Brief
The whole listing, from first line to last: copy it exactly.

Provided data
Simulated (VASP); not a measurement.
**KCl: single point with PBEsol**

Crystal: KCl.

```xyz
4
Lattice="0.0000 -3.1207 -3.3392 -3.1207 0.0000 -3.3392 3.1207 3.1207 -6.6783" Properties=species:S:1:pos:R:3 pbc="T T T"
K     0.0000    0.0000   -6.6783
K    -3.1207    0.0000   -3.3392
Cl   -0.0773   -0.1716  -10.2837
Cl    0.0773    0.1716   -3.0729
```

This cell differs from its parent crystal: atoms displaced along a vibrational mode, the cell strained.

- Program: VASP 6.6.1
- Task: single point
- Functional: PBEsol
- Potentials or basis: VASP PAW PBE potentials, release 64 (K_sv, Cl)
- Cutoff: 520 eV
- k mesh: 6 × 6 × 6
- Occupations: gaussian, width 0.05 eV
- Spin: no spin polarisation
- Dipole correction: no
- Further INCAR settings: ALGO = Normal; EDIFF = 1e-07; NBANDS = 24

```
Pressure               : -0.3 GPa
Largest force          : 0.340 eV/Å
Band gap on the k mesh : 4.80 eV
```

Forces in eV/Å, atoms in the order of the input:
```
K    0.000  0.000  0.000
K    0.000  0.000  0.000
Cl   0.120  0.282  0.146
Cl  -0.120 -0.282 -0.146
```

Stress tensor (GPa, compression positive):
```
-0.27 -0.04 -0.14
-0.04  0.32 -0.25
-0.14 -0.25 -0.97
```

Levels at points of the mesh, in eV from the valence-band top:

Expected answer
Simulated (VASP); not a measurement.
**KCl: single point with PBEsol**

Crystal: KCl.

```xyz
4
Lattice="0.0000 -3.1207 -3.3392 -3.1207 0.0000 -3.3392 3.1207 3.1207 -6.6783" Properties=species:S:1:pos:R:3 pbc="T T T"
K     0.0000    0.0000   -6.6783
K    -3.1207    0.0000   -3.3392
Cl   -0.0773   -0.1716  -10.2837
Cl    0.0773    0.1716   -3.0729
```

This cell differs from its parent crystal: atoms displaced along a vibrational mode, the cell strained.

- Program: VASP 6.6.1
- Task: single point
- Functional: PBEsol
- Potentials or basis: VASP PAW PBE potentials, release 64 (K_sv, Cl)
- Cutoff: 520 eV
- k mesh: 6 × 6 × 6
- Occupations: gaussian, width 0.05 eV
- Spin: no spin polarisation
- Dipole correction: no
- Further INCAR settings: ALGO = Normal; EDIFF = 1e-07; NBANDS = 24

```
Pressure               : -0.3 GPa
Largest force          : 0.340 eV/Å
Band gap on the k mesh : 4.80 eV
```

Forces in eV/Å, atoms in the order of the input:
```
K    0.000  0.000  0.000
K    0.000  0.000  0.000
Cl   0.120  0.282  0.146
Cl  -0.120 -0.282 -0.146
```

Stress tensor (GPa, compression positive):
```
-0.27 -0.04 -0.14
-0.04  0.32 -0.25
-0.14 -0.25 -0.97
```

Levels at points of the mesh, in eV from the valence-band top:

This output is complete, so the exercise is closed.